===== Records shown =====
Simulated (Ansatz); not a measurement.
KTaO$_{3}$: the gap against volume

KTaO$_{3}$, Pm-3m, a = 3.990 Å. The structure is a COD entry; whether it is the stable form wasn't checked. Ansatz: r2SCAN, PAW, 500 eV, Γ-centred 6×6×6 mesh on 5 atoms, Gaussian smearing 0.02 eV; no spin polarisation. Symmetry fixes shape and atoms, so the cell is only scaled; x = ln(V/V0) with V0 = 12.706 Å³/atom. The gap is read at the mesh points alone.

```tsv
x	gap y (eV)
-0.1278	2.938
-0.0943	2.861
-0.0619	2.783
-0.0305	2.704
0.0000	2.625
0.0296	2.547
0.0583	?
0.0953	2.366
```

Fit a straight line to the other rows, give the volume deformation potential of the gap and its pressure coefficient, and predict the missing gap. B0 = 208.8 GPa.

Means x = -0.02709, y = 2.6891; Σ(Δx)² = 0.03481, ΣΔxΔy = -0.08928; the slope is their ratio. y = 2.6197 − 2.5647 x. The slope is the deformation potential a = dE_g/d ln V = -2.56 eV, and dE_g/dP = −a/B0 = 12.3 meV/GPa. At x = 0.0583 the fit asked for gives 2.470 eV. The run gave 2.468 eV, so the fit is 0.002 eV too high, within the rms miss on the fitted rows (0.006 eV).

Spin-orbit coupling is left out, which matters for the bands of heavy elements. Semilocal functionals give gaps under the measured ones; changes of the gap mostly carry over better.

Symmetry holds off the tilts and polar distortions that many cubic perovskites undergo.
=====

Work instruction - The records above must be reproduced word for word.

Solution -
Simulated (Ansatz); not a measurement.
KTaO$_{3}$: the gap against volume

KTaO$_{3}$, Pm-3m, a = 3.990 Å. The structure is a COD entry; whether it is the stable form wasn't checked. Ansatz: r2SCAN, PAW, 500 eV, Γ-centred 6×6×6 mesh on 5 atoms, Gaussian smearing 0.02 eV; no spin polarisation. Symmetry fixes shape and atoms, so the cell is only scaled; x = ln(V/V0) with V0 = 12.706 Å³/atom. The gap is read at the mesh points alone.

```tsv
x	gap y (eV)
-0.1278	2.938
-0.0943	2.861
-0.0619	2.783
-0.0305	2.704
0.0000	2.625
0.0296	2.547
0.0583	?
0.0953	2.366
```

Fit a straight line to the other rows, give the volume deformation potential of the gap and its pressure coefficient, and predict the missing gap. B0 = 208.8 GPa.

Means x = -0.02709, y = 2.6891; Σ(Δx)² = 0.03481, ΣΔxΔy = -0.08928; the slope is their ratio. y = 2.6197 − 2.5647 x. The slope is the deformation potential a = dE_g/d ln V = -2.56 eV, and dE_g/dP = −a/B0 = 12.3 meV/GPa. At x = 0.0583 the fit asked for gives 2.470 eV. The run gave 2.468 eV, so the fit is 0.002 eV too high, within the rms miss on the fitted rows (0.006 eV).

Spin-orbit coupling is left out, which matters for the bands of heavy elements. Semilocal functionals give gaps under the measured ones; changes of the gap mostly carry over better.

Symmetry holds off the tilts and polar distortions that many cubic perovskites undergo.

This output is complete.